→ Required action:
Output each line of the data word for word, from the first through the line that holds "As a check, the", and leave off whatever follows.

→ Supplied data:
=== Begin Enclosure ===
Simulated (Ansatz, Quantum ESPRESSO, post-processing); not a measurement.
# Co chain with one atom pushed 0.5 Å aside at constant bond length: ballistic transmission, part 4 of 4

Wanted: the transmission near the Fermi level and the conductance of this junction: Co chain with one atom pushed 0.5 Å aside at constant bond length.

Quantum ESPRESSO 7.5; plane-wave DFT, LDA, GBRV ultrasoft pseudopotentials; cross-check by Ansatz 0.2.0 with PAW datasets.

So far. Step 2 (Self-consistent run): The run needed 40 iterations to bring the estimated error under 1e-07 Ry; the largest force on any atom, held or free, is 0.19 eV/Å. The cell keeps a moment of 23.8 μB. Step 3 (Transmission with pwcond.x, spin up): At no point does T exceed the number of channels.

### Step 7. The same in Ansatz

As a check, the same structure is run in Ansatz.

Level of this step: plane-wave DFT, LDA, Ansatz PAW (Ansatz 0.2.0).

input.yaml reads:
=== End Enclosure ===

→ Worked solution:
Simulated (Ansatz, Quantum ESPRESSO, post-processing); not a measurement.
# Co chain with one atom pushed 0.5 Å aside at constant bond length: ballistic transmission, part 4 of 4

Wanted: the transmission near the Fermi level and the conductance of this junction: Co chain with one atom pushed 0.5 Å aside at constant bond length.

Quantum ESPRESSO 7.5; plane-wave DFT, LDA, GBRV ultrasoft pseudopotentials; cross-check by Ansatz 0.2.0 with PAW datasets.

So far. Step 2 (Self-consistent run): The run needed 40 iterations to bring the estimated error under 1e-07 Ry; the largest force on any atom, held or free, is 0.19 eV/Å. The cell keeps a moment of 23.8 μB. Step 3 (Transmission with pwcond.x, spin up): At no point does T exceed the number of channels.

### Step 7. The same in Ansatz

As a check, the same structure is run in Ansatz.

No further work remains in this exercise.